-- Data records --
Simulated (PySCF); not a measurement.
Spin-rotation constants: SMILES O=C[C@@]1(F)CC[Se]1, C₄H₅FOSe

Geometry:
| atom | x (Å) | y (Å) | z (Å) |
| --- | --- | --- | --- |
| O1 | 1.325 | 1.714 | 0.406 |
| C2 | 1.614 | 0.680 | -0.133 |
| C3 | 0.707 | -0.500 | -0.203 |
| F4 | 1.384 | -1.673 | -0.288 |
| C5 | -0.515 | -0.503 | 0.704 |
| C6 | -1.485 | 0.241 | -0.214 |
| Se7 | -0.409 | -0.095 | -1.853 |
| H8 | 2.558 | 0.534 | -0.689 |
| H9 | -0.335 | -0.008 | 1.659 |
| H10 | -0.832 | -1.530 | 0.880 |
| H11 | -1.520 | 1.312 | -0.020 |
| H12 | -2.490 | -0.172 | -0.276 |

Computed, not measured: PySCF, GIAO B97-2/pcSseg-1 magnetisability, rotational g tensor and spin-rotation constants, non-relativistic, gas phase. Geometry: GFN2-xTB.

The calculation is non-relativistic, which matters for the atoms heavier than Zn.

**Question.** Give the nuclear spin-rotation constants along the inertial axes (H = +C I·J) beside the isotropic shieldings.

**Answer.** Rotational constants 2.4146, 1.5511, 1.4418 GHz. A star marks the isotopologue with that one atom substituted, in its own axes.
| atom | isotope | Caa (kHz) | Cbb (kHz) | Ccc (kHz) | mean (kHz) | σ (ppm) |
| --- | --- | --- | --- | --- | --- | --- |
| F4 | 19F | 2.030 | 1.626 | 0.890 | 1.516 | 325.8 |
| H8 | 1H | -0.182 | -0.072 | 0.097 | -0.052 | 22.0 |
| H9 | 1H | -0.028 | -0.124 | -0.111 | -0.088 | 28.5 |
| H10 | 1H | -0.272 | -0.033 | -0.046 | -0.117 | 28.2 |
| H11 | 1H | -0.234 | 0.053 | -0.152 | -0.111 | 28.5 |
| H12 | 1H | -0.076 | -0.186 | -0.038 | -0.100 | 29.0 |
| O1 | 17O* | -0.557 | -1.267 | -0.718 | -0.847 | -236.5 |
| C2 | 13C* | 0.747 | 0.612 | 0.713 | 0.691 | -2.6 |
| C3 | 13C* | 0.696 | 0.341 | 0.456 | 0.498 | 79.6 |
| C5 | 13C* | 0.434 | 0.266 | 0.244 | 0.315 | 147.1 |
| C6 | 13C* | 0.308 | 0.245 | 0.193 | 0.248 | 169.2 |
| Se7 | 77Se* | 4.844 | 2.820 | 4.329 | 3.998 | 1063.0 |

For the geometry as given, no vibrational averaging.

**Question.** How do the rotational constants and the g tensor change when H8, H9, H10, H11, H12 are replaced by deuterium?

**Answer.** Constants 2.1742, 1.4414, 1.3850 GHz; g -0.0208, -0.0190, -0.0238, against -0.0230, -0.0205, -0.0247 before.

-- Work task --
Output exactly the span of lines beginning at the first line of the records and ending at the line that holds "1.516 | 325.8 |", inclusive, with no other text.

-- Task output --
Simulated (PySCF); not a measurement.
Spin-rotation constants: SMILES O=C[C@@]1(F)CC[Se]1, C₄H₅FOSe

Geometry:
| atom | x (Å) | y (Å) | z (Å) |
| --- | --- | --- | --- |
| O1 | 1.325 | 1.714 | 0.406 |
| C2 | 1.614 | 0.680 | -0.133 |
| C3 | 0.707 | -0.500 | -0.203 |
| F4 | 1.384 | -1.673 | -0.288 |
| C5 | -0.515 | -0.503 | 0.704 |
| C6 | -1.485 | 0.241 | -0.214 |
| Se7 | -0.409 | -0.095 | -1.853 |
| H8 | 2.558 | 0.534 | -0.689 |
| H9 | -0.335 | -0.008 | 1.659 |
| H10 | -0.832 | -1.530 | 0.880 |
| H11 | -1.520 | 1.312 | -0.020 |
| H12 | -2.490 | -0.172 | -0.276 |

Computed, not measured: PySCF, GIAO B97-2/pcSseg-1 magnetisability, rotational g tensor and spin-rotation constants, non-relativistic, gas phase. Geometry: GFN2-xTB.

The calculation is non-relativistic, which matters for the atoms heavier than Zn.

**Question.** Give the nuclear spin-rotation constants along the inertial axes (H = +C I·J) beside the isotropic shieldings.

**Answer.** Rotational constants 2.4146, 1.5511, 1.4418 GHz. A star marks the isotopologue with that one atom substituted, in its own axes.
| atom | isotope | Caa (kHz) | Cbb (kHz) | Ccc (kHz) | mean (kHz) | σ (ppm) |
| --- | --- | --- | --- | --- | --- | --- |
| F4 | 19F | 2.030 | 1.626 | 0.890 | 1.516 | 325.8 |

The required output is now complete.